%%
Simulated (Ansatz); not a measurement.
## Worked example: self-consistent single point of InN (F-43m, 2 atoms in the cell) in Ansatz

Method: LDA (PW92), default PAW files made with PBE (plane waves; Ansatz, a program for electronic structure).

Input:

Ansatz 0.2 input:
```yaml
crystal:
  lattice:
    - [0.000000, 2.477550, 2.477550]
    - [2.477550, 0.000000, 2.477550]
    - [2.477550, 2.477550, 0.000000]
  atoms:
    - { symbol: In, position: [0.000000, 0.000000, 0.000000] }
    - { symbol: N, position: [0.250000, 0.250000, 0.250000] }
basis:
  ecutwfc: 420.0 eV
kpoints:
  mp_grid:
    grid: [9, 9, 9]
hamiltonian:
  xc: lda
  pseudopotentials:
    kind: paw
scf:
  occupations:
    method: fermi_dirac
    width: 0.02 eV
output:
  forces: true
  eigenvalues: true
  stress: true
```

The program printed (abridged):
%%

→ Work order:
Using the material above, please reproduce each line exactly.

→ Task response:
Simulated (Ansatz); not a measurement.
## Worked example: self-consistent single point of InN (F-43m, 2 atoms in the cell) in Ansatz

Method: LDA (PW92), default PAW files made with PBE (plane waves; Ansatz, a program for electronic structure).

Input:

Ansatz 0.2 input:
```yaml
crystal:
  lattice:
    - [0.000000, 2.477550, 2.477550]
    - [2.477550, 0.000000, 2.477550]
    - [2.477550, 2.477550, 0.000000]
  atoms:
    - { symbol: In, position: [0.000000, 0.000000, 0.000000] }
    - { symbol: N, position: [0.250000, 0.250000, 0.250000] }
basis:
  ecutwfc: 420.0 eV
kpoints:
  mp_grid:
    grid: [9, 9, 9]
hamiltonian:
  xc: lda
  pseudopotentials:
    kind: paw
scf:
  occupations:
    method: fermi_dirac
    width: 0.02 eV
output:
  forces: true
  eigenvalues: true
  stress: true
```

The program printed (abridged):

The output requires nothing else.